#### [ASSIGNMENT]
Each line of the listing below, from the very first to the one that contains "How well does", is to be retyped exactly as it stands.

#### [RECORDS SHOWN]
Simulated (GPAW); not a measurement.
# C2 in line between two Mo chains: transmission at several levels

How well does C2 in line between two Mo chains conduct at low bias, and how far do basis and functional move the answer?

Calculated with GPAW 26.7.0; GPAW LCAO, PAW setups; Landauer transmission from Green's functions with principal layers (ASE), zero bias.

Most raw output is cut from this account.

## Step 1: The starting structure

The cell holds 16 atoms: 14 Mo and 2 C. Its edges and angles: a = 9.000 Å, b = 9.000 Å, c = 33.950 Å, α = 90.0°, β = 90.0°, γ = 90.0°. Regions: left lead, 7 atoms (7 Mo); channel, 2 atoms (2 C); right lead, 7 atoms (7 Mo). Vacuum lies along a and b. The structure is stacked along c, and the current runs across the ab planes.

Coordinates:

#### [TASK RESULT]
Simulated (GPAW); not a measurement.
# C2 in line between two Mo chains: transmission at several levels

How well does C2 in line between two Mo chains conduct at low bias, and how far do basis and functional move the answer?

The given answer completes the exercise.